* _WORK ITEM_
Every entry below must be reproduced exactly.

* _EXTRACTED ENTRIES_
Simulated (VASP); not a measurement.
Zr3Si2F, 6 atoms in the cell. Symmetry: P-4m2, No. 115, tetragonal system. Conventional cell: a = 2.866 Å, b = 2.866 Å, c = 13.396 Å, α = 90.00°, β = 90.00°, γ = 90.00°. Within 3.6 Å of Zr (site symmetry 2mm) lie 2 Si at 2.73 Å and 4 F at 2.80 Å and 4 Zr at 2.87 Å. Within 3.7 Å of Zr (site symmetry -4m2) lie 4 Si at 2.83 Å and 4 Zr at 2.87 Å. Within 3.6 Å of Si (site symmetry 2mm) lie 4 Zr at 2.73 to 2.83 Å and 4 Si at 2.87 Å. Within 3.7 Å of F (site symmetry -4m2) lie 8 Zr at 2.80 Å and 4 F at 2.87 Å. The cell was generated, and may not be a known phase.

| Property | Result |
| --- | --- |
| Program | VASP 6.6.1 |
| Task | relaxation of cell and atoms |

* _WORKED SOLUTION_
Simulated (VASP); not a measurement.
Zr3Si2F, 6 atoms in the cell. Symmetry: P-4m2, No. 115, tetragonal system. Conventional cell: a = 2.866 Å, b = 2.866 Å, c = 13.396 Å, α = 90.00°, β = 90.00°, γ = 90.00°. Within 3.6 Å of Zr (site symmetry 2mm) lie 2 Si at 2.73 Å and 4 F at 2.80 Å and 4 Zr at 2.87 Å. Within 3.7 Å of Zr (site symmetry -4m2) lie 4 Si at 2.83 Å and 4 Zr at 2.87 Å. Within 3.6 Å of Si (site symmetry 2mm) lie 4 Zr at 2.73 to 2.83 Å and 4 Si at 2.87 Å. Within 3.7 Å of F (site symmetry -4m2) lie 8 Zr at 2.80 Å and 4 F at 2.87 Å. The cell was generated, and may not be a known phase.

| Property | Result |
| --- | --- |
| Program | VASP 6.6.1 |
| Task | relaxation of cell and atoms |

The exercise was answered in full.